**EXTRACTED RECORDS:**
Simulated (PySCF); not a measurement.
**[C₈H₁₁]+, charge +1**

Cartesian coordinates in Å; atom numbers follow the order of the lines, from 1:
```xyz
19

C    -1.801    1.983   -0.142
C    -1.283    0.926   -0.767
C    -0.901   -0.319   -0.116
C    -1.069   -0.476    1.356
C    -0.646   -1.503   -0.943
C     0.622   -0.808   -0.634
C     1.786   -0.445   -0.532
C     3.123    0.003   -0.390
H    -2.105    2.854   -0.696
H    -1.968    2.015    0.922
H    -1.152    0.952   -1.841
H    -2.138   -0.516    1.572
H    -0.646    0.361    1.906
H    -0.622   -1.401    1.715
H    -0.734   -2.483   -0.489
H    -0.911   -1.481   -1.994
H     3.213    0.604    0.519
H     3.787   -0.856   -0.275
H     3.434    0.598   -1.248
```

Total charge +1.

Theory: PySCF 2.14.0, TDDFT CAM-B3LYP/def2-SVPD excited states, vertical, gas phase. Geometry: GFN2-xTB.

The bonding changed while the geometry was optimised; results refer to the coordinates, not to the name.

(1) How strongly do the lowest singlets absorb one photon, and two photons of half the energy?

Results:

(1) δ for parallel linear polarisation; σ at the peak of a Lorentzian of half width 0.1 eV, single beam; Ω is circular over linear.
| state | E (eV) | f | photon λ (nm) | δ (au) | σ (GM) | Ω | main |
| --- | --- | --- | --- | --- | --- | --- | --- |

**TASK ITEM:** Everything from the first line of the records above to the line containing "Theory: PySCF 2.14.0, TDDFT", inclusive, should be repeated exactly; leave out the rest.

**EXERCISE ANSWER:**
Simulated (PySCF); not a measurement.
**[C₈H₁₁]+, charge +1**

Cartesian coordinates in Å; atom numbers follow the order of the lines, from 1:
```xyz
19

C    -1.801    1.983   -0.142
C    -1.283    0.926   -0.767
C    -0.901   -0.319   -0.116
C    -1.069   -0.476    1.356
C    -0.646   -1.503   -0.943
C     0.622   -0.808   -0.634
C     1.786   -0.445   -0.532
C     3.123    0.003   -0.390
H    -2.105    2.854   -0.696
H    -1.968    2.015    0.922
H    -1.152    0.952   -1.841
H    -2.138   -0.516    1.572
H    -0.646    0.361    1.906
H    -0.622   -1.401    1.715
H    -0.734   -2.483   -0.489
H    -0.911   -1.481   -1.994
H     3.213    0.604    0.519
H     3.787   -0.856   -0.275
H     3.434    0.598   -1.248
```

Total charge +1.

Theory: PySCF 2.14.0, TDDFT CAM-B3LYP/def2-SVPD excited states, vertical, gas phase. Geometry: GFN2-xTB.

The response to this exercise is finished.